■ **INFORMATION SHOWN**
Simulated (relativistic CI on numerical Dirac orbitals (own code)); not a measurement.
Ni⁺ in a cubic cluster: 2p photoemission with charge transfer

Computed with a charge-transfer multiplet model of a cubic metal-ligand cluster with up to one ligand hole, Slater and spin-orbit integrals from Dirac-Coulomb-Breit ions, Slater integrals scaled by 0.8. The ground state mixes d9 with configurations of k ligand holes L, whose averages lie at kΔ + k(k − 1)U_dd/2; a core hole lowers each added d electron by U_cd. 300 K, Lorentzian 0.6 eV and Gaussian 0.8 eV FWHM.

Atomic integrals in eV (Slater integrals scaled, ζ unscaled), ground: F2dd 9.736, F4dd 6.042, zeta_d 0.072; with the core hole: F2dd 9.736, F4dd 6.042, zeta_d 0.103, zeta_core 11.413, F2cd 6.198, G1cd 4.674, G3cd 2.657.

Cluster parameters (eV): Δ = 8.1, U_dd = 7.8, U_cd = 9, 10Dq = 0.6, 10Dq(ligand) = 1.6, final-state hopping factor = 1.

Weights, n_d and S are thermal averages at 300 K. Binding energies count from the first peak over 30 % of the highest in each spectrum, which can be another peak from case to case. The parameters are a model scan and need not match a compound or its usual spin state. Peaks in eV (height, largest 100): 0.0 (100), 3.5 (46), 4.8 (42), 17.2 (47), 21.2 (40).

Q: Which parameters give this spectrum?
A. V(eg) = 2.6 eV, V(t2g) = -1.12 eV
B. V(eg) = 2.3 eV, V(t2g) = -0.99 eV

■ **REQUIREMENT**
Write out each entry again, character for character.

■ **ANSWER AREA**
Simulated (relativistic CI on numerical Dirac orbitals (own code)); not a measurement.
Ni⁺ in a cubic cluster: 2p photoemission with charge transfer

Computed with a charge-transfer multiplet model of a cubic metal-ligand cluster with up to one ligand hole, Slater and spin-orbit integrals from Dirac-Coulomb-Breit ions, Slater integrals scaled by 0.8. The ground state mixes d9 with configurations of k ligand holes L, whose averages lie at kΔ + k(k − 1)U_dd/2; a core hole lowers each added d electron by U_cd. 300 K, Lorentzian 0.6 eV and Gaussian 0.8 eV FWHM.

Atomic integrals in eV (Slater integrals scaled, ζ unscaled), ground: F2dd 9.736, F4dd 6.042, zeta_d 0.072; with the core hole: F2dd 9.736, F4dd 6.042, zeta_d 0.103, zeta_core 11.413, F2cd 6.198, G1cd 4.674, G3cd 2.657.

Cluster parameters (eV): Δ = 8.1, U_dd = 7.8, U_cd = 9, 10Dq = 0.6, 10Dq(ligand) = 1.6, final-state hopping factor = 1.

Weights, n_d and S are thermal averages at 300 K. Binding energies count from the first peak over 30 % of the highest in each spectrum, which can be another peak from case to case. The parameters are a model scan and need not match a compound or its usual spin state. Peaks in eV (height, largest 100): 0.0 (100), 3.5 (46), 4.8 (42), 17.2 (47), 21.2 (40).

Q: Which parameters give this spectrum?
A. V(eg) = 2.6 eV, V(t2g) = -1.12 eV
B. V(eg) = 2.3 eV, V(t2g) = -0.99 eV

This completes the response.